Brief
Everything from the first line of the records below through the line containing "Run record for" is to be retyped exactly; leave out the rest.

Data excerpts
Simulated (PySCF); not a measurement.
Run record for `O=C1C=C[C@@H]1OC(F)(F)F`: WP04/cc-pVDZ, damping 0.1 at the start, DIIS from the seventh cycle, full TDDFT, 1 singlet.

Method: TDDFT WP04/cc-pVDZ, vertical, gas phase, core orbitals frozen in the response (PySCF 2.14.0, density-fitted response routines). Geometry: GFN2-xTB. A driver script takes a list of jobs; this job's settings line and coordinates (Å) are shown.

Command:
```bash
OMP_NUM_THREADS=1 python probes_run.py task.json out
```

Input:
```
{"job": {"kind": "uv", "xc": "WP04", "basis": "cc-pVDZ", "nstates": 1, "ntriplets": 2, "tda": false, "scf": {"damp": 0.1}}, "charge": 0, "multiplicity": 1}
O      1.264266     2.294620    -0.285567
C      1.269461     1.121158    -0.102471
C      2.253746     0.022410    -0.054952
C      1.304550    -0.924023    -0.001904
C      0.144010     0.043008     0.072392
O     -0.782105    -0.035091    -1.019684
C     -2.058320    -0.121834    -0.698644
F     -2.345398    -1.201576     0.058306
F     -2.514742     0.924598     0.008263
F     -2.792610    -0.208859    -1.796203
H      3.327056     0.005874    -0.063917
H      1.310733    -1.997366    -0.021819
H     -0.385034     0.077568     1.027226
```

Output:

Exercise answer
Simulated (PySCF); not a measurement.
Run record for `O=C1C=C[C@@H]1OC(F)(F)F`: WP04/cc-pVDZ, damping 0.1 at the start, DIIS from the seventh cycle, full TDDFT, 1 singlet.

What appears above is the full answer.